ACTION ITEM
Go through the entries below and print, exactly, the lines starting at the one with "In a field along" and ending at the one with "13.884 | ? |", keeping both ends and no others.

+ + + + + + +

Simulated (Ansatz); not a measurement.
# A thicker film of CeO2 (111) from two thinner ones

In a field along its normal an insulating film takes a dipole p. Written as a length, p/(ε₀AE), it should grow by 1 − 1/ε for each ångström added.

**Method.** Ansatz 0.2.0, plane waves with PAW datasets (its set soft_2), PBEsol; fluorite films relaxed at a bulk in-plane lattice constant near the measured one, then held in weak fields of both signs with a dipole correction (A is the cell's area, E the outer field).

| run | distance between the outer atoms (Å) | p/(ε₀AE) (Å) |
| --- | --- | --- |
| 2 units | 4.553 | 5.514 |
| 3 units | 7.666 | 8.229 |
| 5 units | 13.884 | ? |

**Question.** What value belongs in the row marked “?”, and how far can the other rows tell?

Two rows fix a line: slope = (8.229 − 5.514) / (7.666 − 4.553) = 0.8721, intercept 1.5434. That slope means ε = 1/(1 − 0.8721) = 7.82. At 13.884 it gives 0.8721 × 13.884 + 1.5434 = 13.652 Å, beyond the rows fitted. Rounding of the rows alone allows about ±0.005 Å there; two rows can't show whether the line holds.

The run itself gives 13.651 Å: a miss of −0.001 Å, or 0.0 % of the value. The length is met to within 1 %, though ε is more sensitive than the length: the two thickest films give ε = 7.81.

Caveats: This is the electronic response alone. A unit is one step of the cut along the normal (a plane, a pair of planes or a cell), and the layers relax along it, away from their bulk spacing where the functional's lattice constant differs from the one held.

+ + + + + + +

TASK RESPONSE
In a field along its normal an insulating film takes a dipole p. Written as a length, p/(ε₀AE), it should grow by 1 − 1/ε for each ångström added.

**Method.** Ansatz 0.2.0, plane waves with PAW datasets (its set soft_2), PBEsol; fluorite films relaxed at a bulk in-plane lattice constant near the measured one, then held in weak fields of both signs with a dipole correction (A is the cell's area, E the outer field).

| run | distance between the outer atoms (Å) | p/(ε₀AE) (Å) |
| --- | --- | --- |
| 2 units | 4.553 | 5.514 |
| 3 units | 7.666 | 8.229 |
| 5 units | 13.884 | ? |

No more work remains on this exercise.